Material supplied: Begin
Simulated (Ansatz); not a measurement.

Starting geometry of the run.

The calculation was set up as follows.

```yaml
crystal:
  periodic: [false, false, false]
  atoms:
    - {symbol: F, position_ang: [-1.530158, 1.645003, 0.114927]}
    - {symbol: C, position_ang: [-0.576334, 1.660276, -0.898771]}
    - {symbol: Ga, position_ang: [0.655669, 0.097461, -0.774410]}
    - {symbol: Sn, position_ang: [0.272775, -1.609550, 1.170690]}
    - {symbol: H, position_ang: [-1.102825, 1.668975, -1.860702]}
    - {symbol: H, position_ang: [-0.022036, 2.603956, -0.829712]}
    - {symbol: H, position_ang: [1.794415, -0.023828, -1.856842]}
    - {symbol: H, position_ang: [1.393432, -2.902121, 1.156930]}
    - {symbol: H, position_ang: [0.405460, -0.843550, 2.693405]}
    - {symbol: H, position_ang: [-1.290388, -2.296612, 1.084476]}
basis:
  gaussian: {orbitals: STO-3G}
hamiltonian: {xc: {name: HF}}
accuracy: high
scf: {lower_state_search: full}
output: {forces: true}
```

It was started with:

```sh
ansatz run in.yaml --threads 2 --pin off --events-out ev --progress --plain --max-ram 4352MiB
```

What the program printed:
Material supplied: End

Assignment:
Take the material above and reproduce it word for word.

Response box:
Simulated (Ansatz); not a measurement.

Starting geometry of the run.

The calculation was set up as follows.

```yaml
crystal:
  periodic: [false, false, false]
  atoms:
    - {symbol: F, position_ang: [-1.530158, 1.645003, 0.114927]}
    - {symbol: C, position_ang: [-0.576334, 1.660276, -0.898771]}
    - {symbol: Ga, position_ang: [0.655669, 0.097461, -0.774410]}
    - {symbol: Sn, position_ang: [0.272775, -1.609550, 1.170690]}
    - {symbol: H, position_ang: [-1.102825, 1.668975, -1.860702]}
    - {symbol: H, position_ang: [-0.022036, 2.603956, -0.829712]}
    - {symbol: H, position_ang: [1.794415, -0.023828, -1.856842]}
    - {symbol: H, position_ang: [1.393432, -2.902121, 1.156930]}
    - {symbol: H, position_ang: [0.405460, -0.843550, 2.693405]}
    - {symbol: H, position_ang: [-1.290388, -2.296612, 1.084476]}
basis:
  gaussian: {orbitals: STO-3G}
hamiltonian: {xc: {name: HF}}
accuracy: high
scf: {lower_state_search: full}
output: {forces: true}
```

It was started with:

```sh
ansatz run in.yaml --threads 2 --pin off --events-out ev --progress --plain --max-ram 4352MiB
```

What the program printed:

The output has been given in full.